## WORK ITEM
Retype the entire listing, keeping every word as it is.

** AVAILABLE DATA follows **

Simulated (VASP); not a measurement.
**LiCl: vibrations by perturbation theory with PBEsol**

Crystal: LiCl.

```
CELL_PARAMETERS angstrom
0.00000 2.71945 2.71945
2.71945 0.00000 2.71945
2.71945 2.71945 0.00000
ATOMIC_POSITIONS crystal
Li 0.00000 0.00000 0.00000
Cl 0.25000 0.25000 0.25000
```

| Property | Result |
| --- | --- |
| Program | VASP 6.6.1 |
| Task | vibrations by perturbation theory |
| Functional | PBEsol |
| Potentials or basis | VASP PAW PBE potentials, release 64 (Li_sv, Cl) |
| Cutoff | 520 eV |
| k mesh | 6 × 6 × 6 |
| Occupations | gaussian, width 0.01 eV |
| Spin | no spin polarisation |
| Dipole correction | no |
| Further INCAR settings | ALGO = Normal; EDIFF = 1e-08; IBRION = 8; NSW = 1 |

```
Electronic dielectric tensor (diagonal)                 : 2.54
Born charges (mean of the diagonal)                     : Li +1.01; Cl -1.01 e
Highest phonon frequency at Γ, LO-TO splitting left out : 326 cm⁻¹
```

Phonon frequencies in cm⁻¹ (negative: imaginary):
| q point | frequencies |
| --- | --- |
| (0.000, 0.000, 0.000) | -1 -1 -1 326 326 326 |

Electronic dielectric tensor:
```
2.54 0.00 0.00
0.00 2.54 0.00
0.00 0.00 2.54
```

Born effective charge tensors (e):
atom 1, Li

** End of AVAILABLE DATA **

## YOUR RESPONSE
Simulated (VASP); not a measurement.
**LiCl: vibrations by perturbation theory with PBEsol**

Crystal: LiCl.

```
CELL_PARAMETERS angstrom
0.00000 2.71945 2.71945
2.71945 0.00000 2.71945
2.71945 2.71945 0.00000
ATOMIC_POSITIONS crystal
Li 0.00000 0.00000 0.00000
Cl 0.25000 0.25000 0.25000
```

| Property | Result |
| --- | --- |
| Program | VASP 6.6.1 |
| Task | vibrations by perturbation theory |
| Functional | PBEsol |
| Potentials or basis | VASP PAW PBE potentials, release 64 (Li_sv, Cl) |
| Cutoff | 520 eV |
| k mesh | 6 × 6 × 6 |
| Occupations | gaussian, width 0.01 eV |
| Spin | no spin polarisation |
| Dipole correction | no |
| Further INCAR settings | ALGO = Normal; EDIFF = 1e-08; IBRION = 8; NSW = 1 |

```
Electronic dielectric tensor (diagonal)                 : 2.54
Born charges (mean of the diagonal)                     : Li +1.01; Cl -1.01 e
Highest phonon frequency at Γ, LO-TO splitting left out : 326 cm⁻¹
```

Phonon frequencies in cm⁻¹ (negative: imaginary):
| q point | frequencies |
| --- | --- |
| (0.000, 0.000, 0.000) | -1 -1 -1 326 326 326 |

Electronic dielectric tensor:
```
2.54 0.00 0.00
0.00 2.54 0.00
0.00 0.00 2.54
```

Born effective charge tensors (e):
atom 1, Li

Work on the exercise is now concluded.